## Work order
Stop after the line containing "Structure: LiNbO3 (LiNbO3": print each line exactly from the first line of the listing up to that point.

+===+

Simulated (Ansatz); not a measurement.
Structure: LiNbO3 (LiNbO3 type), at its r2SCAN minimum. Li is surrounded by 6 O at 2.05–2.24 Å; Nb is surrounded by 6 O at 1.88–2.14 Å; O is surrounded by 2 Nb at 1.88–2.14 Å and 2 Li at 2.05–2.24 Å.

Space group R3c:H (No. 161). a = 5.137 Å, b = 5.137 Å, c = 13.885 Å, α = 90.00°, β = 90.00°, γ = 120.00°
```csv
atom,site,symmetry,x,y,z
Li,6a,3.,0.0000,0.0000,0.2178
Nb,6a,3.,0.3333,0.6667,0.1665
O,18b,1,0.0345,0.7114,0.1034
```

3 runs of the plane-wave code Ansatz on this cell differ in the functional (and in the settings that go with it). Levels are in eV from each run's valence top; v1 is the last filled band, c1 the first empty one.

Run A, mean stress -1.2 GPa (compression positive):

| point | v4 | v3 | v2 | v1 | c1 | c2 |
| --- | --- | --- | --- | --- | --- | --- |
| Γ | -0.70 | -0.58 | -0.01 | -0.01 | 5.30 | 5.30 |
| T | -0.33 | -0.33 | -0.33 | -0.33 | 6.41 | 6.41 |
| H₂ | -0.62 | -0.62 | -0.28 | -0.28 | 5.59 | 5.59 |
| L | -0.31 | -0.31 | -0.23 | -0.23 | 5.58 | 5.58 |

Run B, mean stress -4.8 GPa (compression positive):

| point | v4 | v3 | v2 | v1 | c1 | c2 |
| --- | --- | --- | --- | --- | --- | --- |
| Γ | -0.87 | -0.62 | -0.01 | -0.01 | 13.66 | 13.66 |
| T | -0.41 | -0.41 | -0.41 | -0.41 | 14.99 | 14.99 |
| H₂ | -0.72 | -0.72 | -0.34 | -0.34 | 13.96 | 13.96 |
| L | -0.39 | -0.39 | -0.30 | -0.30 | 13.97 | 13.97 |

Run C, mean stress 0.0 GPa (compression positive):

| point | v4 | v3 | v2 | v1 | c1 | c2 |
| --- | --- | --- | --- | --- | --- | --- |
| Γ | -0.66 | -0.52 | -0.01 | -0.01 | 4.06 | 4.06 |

+===+

## Answer section
Simulated (Ansatz); not a measurement.
Structure: LiNbO3 (LiNbO3 type), at its r2SCAN minimum. Li is surrounded by 6 O at 2.05–2.24 Å; Nb is surrounded by 6 O at 1.88–2.14 Å; O is surrounded by 2 Nb at 1.88–2.14 Å and 2 Li at 2.05–2.24 Å.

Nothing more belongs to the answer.